=== Assignment ===
Only one span of the listing below should come back. It runs from the line with "## What settings" through the line with "The sound run of", and each of its lines must be reproduced exactly.

────────────────────

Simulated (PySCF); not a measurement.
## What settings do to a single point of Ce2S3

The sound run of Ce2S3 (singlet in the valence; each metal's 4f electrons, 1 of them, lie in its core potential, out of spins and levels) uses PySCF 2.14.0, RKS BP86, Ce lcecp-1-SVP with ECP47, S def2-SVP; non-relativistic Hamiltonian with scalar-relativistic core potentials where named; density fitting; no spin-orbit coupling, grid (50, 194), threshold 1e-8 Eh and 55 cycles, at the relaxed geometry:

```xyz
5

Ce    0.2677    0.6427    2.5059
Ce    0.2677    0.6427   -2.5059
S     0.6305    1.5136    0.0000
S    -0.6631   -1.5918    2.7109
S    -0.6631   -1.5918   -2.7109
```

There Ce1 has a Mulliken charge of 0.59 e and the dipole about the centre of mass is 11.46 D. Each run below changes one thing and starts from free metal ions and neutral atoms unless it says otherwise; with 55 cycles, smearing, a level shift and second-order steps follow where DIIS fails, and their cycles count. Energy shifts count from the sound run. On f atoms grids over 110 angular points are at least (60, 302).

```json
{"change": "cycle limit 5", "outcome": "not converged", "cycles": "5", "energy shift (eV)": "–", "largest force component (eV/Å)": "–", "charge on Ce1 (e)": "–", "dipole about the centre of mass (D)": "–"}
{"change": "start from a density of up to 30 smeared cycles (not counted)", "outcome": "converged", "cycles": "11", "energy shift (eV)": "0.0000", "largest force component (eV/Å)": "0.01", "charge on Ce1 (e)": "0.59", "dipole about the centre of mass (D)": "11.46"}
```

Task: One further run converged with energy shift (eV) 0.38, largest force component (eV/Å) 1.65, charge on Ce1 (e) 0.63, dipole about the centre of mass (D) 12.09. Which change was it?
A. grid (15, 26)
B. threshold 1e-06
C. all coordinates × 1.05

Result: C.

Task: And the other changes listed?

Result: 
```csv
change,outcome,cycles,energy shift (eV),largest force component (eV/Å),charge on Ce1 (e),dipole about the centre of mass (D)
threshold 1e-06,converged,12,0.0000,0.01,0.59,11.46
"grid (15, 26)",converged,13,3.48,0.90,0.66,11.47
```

────────────────────

=== Exercise output ===
## What settings do to a single point of Ce2S3

The sound run of Ce2S3 (singlet in the valence; each metal's 4f electrons, 1 of them, lie in its core potential, out of spins and levels) uses PySCF 2.14.0, RKS BP86, Ce lcecp-1-SVP with ECP47, S def2-SVP; non-relativistic Hamiltonian with scalar-relativistic core potentials where named; density fitting; no spin-orbit coupling, grid (50, 194), threshold 1e-8 Eh and 55 cycles, at the relaxed geometry:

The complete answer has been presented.